[Records supplied]
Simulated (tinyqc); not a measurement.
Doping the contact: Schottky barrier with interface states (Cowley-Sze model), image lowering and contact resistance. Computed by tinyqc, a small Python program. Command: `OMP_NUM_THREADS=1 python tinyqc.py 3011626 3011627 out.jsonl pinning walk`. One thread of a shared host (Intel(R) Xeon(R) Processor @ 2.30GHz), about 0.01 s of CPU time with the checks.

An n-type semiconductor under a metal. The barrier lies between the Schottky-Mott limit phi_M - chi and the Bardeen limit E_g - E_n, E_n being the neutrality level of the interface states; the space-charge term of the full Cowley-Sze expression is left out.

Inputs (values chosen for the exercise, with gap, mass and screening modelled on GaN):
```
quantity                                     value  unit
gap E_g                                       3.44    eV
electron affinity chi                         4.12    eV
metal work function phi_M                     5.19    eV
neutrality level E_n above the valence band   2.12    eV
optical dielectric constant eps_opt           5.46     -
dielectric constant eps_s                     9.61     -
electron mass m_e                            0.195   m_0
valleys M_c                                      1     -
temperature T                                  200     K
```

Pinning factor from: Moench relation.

[Work request] Each line between the start of the listing above and the line containing "Doping the contact: Schottky", with both ends counted, is to be set down unchanged.

[Task output]
Simulated (tinyqc); not a measurement.
Doping the contact: Schottky barrier with interface states (Cowley-Sze model), image lowering and contact resistance. Computed by tinyqc, a small Python program. Command: `OMP_NUM_THREADS=1 python tinyqc.py 3011626 3011627 out.jsonl pinning walk`. One thread of a shared host (Intel(R) Xeon(R) Processor @ 2.30GHz), about 0.01 s of CPU time with the checks.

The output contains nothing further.